Task item - Quote the records below word for word, please, from the very first line through the one that contains "It took 2.8", and nothing beyond it.

Dataset extract -
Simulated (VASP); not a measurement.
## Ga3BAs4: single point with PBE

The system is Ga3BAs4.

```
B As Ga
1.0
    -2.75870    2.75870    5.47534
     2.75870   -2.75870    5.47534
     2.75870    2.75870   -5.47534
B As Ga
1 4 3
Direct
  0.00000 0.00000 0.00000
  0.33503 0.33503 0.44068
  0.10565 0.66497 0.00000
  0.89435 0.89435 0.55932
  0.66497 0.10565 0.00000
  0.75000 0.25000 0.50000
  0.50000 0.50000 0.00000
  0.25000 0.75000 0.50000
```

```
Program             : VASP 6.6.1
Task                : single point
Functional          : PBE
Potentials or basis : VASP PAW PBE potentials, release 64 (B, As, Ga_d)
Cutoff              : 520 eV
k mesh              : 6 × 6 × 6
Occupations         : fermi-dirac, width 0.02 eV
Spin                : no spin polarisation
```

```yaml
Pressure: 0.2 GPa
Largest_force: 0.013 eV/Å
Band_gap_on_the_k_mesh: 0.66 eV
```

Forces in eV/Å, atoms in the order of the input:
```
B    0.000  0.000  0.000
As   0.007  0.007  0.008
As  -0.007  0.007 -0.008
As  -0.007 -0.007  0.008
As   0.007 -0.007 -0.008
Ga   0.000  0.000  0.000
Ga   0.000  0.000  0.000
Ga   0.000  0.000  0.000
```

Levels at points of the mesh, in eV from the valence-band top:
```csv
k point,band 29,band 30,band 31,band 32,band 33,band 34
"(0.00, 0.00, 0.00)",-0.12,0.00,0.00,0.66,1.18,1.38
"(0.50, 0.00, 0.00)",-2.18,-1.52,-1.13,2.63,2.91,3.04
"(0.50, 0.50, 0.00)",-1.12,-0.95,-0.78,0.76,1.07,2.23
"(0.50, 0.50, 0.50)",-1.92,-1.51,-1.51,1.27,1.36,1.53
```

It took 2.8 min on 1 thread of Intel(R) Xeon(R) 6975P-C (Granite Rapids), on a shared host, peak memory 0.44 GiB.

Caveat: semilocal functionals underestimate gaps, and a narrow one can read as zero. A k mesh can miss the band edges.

Answer area -
Simulated (VASP); not a measurement.
## Ga3BAs4: single point with PBE

The system is Ga3BAs4.

```
B As Ga
1.0
    -2.75870    2.75870    5.47534
     2.75870   -2.75870    5.47534
     2.75870    2.75870   -5.47534
B As Ga
1 4 3
Direct
  0.00000 0.00000 0.00000
  0.33503 0.33503 0.44068
  0.10565 0.66497 0.00000
  0.89435 0.89435 0.55932
  0.66497 0.10565 0.00000
  0.75000 0.25000 0.50000
  0.50000 0.50000 0.00000
  0.25000 0.75000 0.50000
```

```
Program             : VASP 6.6.1
Task                : single point
Functional          : PBE
Potentials or basis : VASP PAW PBE potentials, release 64 (B, As, Ga_d)
Cutoff              : 520 eV
k mesh              : 6 × 6 × 6
Occupations         : fermi-dirac, width 0.02 eV
Spin                : no spin polarisation
```

```yaml
Pressure: 0.2 GPa
Largest_force: 0.013 eV/Å
Band_gap_on_the_k_mesh: 0.66 eV
```

Forces in eV/Å, atoms in the order of the input:
```
B    0.000  0.000  0.000
As   0.007  0.007  0.008
As  -0.007  0.007 -0.008
As  -0.007 -0.007  0.008
As   0.007 -0.007 -0.008
Ga   0.000  0.000  0.000
Ga   0.000  0.000  0.000
Ga   0.000  0.000  0.000
```

Levels at points of the mesh, in eV from the valence-band top:
```csv
k point,band 29,band 30,band 31,band 32,band 33,band 34
"(0.00, 0.00, 0.00)",-0.12,0.00,0.00,0.66,1.18,1.38
"(0.50, 0.00, 0.00)",-2.18,-1.52,-1.13,2.63,2.91,3.04
"(0.50, 0.50, 0.00)",-1.12,-0.95,-0.78,0.76,1.07,2.23
"(0.50, 0.50, 0.50)",-1.92,-1.51,-1.51,1.27,1.36,1.53
```

It took 2.8 min on 1 thread of Intel(R) Xeon(R) 6975P-C (Granite Rapids), on a shared host, peak memory 0.44 GiB.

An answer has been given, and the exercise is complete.